— STORED DATA —
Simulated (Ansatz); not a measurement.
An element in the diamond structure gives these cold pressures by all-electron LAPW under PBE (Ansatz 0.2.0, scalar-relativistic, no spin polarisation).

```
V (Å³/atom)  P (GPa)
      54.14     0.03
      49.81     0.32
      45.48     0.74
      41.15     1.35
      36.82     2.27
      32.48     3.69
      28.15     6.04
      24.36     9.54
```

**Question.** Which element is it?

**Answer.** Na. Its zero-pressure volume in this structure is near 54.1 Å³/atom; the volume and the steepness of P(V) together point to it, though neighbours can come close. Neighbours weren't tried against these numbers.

— ACTIVITY —
Exactly as written, repeat the lines from the start of the listing through the line containing "element is it?", both included.

— RESULT —
Simulated (Ansatz); not a measurement.
An element in the diamond structure gives these cold pressures by all-electron LAPW under PBE (Ansatz 0.2.0, scalar-relativistic, no spin polarisation).

```
V (Å³/atom)  P (GPa)
      54.14     0.03
      49.81     0.32
      45.48     0.74
      41.15     1.35
      36.82     2.27
      32.48     3.69
      28.15     6.04
      24.36     9.54
```

**Question.** Which element is it?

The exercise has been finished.